● **ASSIGNMENT**
Copy word for word the lines from the start of the records through the line that contains "Crystalline ScH₃ (I4/mmm): the", both included.

● **DATASET EXCERPTS**
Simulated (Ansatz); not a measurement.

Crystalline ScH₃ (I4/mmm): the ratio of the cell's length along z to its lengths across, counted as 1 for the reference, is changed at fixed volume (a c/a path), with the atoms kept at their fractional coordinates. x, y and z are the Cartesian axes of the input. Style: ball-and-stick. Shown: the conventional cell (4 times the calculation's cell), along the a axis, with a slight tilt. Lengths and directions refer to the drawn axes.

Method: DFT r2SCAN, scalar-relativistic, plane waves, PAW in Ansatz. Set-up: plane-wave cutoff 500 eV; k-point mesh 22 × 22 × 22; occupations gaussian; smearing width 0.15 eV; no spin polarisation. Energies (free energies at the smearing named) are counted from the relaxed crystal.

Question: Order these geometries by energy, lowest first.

● **TASK RESULT**
Simulated (Ansatz); not a measurement.

Crystalline ScH₃ (I4/mmm): the ratio of the cell's length along z to its lengths across, counted as 1 for the reference, is changed at fixed volume (a c/a path), with the atoms kept at their fractional coordinates. x, y and z are the Cartesian axes of the input. Style: ball-and-stick. Shown: the conventional cell (4 times the calculation's cell), along the a axis, with a slight tilt. Lengths and directions refer to the drawn axes.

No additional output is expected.